(Beginning of PROVIDED INFORMATION)
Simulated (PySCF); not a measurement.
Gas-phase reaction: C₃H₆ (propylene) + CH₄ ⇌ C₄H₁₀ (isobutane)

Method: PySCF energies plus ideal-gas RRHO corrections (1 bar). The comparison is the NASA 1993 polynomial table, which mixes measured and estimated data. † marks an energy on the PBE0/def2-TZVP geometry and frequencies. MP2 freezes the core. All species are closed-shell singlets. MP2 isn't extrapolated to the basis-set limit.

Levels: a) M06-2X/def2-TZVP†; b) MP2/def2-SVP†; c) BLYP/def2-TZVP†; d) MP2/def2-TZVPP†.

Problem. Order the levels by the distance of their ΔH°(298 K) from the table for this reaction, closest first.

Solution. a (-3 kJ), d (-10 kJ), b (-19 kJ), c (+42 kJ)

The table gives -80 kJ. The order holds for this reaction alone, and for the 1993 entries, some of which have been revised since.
(End of PROVIDED INFORMATION)

__WORK REQUEST__
Nothing beyond the line containing "Solution. a (-3" is to be output; the lines above, from the first one onward to that line, are to be transcribed exactly.

__RESPONSE AREA__
Simulated (PySCF); not a measurement.
Gas-phase reaction: C₃H₆ (propylene) + CH₄ ⇌ C₄H₁₀ (isobutane)

Method: PySCF energies plus ideal-gas RRHO corrections (1 bar). The comparison is the NASA 1993 polynomial table, which mixes measured and estimated data. † marks an energy on the PBE0/def2-TZVP geometry and frequencies. MP2 freezes the core. All species are closed-shell singlets. MP2 isn't extrapolated to the basis-set limit.

Levels: a) M06-2X/def2-TZVP†; b) MP2/def2-SVP†; c) BLYP/def2-TZVP†; d) MP2/def2-TZVPP†.

Problem. Order the levels by the distance of their ΔH°(298 K) from the table for this reaction, closest first.

Solution. a (-3 kJ), d (-10 kJ), b (-19 kJ), c (+42 kJ)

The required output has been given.